Work request:
Please reproduce the listing in full, exactly as given.

Extracted information:
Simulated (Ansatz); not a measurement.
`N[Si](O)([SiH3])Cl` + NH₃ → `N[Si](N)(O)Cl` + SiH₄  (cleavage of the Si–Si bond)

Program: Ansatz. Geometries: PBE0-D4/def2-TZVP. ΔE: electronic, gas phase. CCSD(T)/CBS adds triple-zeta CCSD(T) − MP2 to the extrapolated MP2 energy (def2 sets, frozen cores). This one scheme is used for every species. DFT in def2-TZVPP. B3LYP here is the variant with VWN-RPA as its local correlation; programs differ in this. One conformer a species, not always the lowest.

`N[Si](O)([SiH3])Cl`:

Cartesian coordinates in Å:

Exercise response:
Simulated (Ansatz); not a measurement.
`N[Si](O)([SiH3])Cl` + NH₃ → `N[Si](N)(O)Cl` + SiH₄  (cleavage of the Si–Si bond)

Program: Ansatz. Geometries: PBE0-D4/def2-TZVP. ΔE: electronic, gas phase. CCSD(T)/CBS adds triple-zeta CCSD(T) − MP2 to the extrapolated MP2 energy (def2 sets, frozen cores). This one scheme is used for every species. DFT in def2-TZVPP. B3LYP here is the variant with VWN-RPA as its local correlation; programs differ in this. One conformer a species, not always the lowest.

`N[Si](O)([SiH3])Cl`:

Cartesian coordinates in Å:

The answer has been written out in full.